══ DATA LISTING ══

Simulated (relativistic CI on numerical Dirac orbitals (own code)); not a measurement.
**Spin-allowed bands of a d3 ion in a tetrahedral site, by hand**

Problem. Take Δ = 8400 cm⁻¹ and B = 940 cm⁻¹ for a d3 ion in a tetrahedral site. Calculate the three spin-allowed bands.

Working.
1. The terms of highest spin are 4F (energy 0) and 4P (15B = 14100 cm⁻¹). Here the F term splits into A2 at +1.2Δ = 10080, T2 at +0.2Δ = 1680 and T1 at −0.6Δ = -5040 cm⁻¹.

═══

# WORK REQUEST:
The records above should be restated word for word in their entirety.

# RESULT:
Simulated (relativistic CI on numerical Dirac orbitals (own code)); not a measurement.
**Spin-allowed bands of a d3 ion in a tetrahedral site, by hand**

Problem. Take Δ = 8400 cm⁻¹ and B = 940 cm⁻¹ for a d3 ion in a tetrahedral site. Calculate the three spin-allowed bands.

Working.
1. The terms of highest spin are 4F (energy 0) and 4P (15B = 14100 cm⁻¹). Here the F term splits into A2 at +1.2Δ = 10080, T2 at +0.2Δ = 1680 and T1 at −0.6Δ = -5040 cm⁻¹.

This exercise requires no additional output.